INFORMATION GIVEN
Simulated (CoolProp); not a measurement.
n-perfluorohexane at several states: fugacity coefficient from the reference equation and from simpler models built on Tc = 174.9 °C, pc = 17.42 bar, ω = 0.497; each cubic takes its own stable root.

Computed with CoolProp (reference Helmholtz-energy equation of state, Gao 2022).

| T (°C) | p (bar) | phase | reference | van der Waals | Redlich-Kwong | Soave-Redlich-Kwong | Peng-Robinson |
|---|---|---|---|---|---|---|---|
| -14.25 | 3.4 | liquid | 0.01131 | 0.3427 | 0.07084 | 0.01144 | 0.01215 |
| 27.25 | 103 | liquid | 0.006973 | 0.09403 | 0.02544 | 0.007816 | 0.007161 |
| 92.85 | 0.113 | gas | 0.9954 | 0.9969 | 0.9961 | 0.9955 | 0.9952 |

WORK ITEM
What is wanted is every line from the first line of the entries through the line that contains "0.007816 | 0.007161 |", given again exactly.

EXERCISE SOLUTION
Simulated (CoolProp); not a measurement.
n-perfluorohexane at several states: fugacity coefficient from the reference equation and from simpler models built on Tc = 174.9 °C, pc = 17.42 bar, ω = 0.497; each cubic takes its own stable root.

Computed with CoolProp (reference Helmholtz-energy equation of state, Gao 2022).

| T (°C) | p (bar) | phase | reference | van der Waals | Redlich-Kwong | Soave-Redlich-Kwong | Peng-Robinson |
|---|---|---|---|---|---|---|---|
| -14.25 | 3.4 | liquid | 0.01131 | 0.3427 | 0.07084 | 0.01144 | 0.01215 |
| 27.25 | 103 | liquid | 0.006973 | 0.09403 | 0.02544 | 0.007816 | 0.007161 |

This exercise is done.